- **Data**:
- - - - -

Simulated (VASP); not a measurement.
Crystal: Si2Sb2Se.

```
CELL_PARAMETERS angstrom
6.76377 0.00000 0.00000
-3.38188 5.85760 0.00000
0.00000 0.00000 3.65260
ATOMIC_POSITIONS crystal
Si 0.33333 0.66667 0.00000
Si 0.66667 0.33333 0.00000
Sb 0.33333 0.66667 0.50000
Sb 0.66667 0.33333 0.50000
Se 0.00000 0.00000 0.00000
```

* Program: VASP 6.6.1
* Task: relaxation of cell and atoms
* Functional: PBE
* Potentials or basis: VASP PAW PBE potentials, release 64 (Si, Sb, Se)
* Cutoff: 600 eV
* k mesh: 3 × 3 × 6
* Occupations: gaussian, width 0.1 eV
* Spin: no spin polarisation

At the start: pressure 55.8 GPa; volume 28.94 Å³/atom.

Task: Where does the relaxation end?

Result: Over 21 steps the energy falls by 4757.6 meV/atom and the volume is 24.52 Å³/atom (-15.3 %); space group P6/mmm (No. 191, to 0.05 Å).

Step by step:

- - - - -

- **Assignment**:
Starting with the first line of the entries and ending with the line that has "Task: Where does the relaxation end?", copy each line exactly and add nothing.

- **Response**:
Simulated (VASP); not a measurement.
Crystal: Si2Sb2Se.

```
CELL_PARAMETERS angstrom
6.76377 0.00000 0.00000
-3.38188 5.85760 0.00000
0.00000 0.00000 3.65260
ATOMIC_POSITIONS crystal
Si 0.33333 0.66667 0.00000
Si 0.66667 0.33333 0.00000
Sb 0.33333 0.66667 0.50000
Sb 0.66667 0.33333 0.50000
Se 0.00000 0.00000 0.00000
```

* Program: VASP 6.6.1
* Task: relaxation of cell and atoms
* Functional: PBE
* Potentials or basis: VASP PAW PBE potentials, release 64 (Si, Sb, Se)
* Cutoff: 600 eV
* k mesh: 3 × 3 × 6
* Occupations: gaussian, width 0.1 eV
* Spin: no spin polarisation

At the start: pressure 55.8 GPa; volume 28.94 Å³/atom.

Task: Where does the relaxation end?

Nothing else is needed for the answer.